──────── Extracted data ────────

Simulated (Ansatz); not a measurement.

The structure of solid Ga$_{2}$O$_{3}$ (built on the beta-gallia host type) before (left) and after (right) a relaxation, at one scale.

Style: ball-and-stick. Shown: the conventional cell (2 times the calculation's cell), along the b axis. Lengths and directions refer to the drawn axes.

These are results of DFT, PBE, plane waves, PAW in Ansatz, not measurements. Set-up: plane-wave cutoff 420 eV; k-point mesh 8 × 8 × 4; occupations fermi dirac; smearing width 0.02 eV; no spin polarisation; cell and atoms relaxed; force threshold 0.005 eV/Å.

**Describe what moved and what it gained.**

────────

■ **Required action**:
Output the data in full, precisely as it appears above.

■ **Problem solution**:
Simulated (Ansatz); not a measurement.

The structure of solid Ga$_{2}$O$_{3}$ (built on the beta-gallia host type) before (left) and after (right) a relaxation, at one scale.

Style: ball-and-stick. Shown: the conventional cell (2 times the calculation's cell), along the b axis. Lengths and directions refer to the drawn axes.

These are results of DFT, PBE, plane waves, PAW in Ansatz, not measurements. Set-up: plane-wave cutoff 420 eV; k-point mesh 8 × 8 × 4; occupations fermi dirac; smearing width 0.02 eV; no spin polarisation; cell and atoms relaxed; force threshold 0.005 eV/Å.

**Describe what moved and what it gained.**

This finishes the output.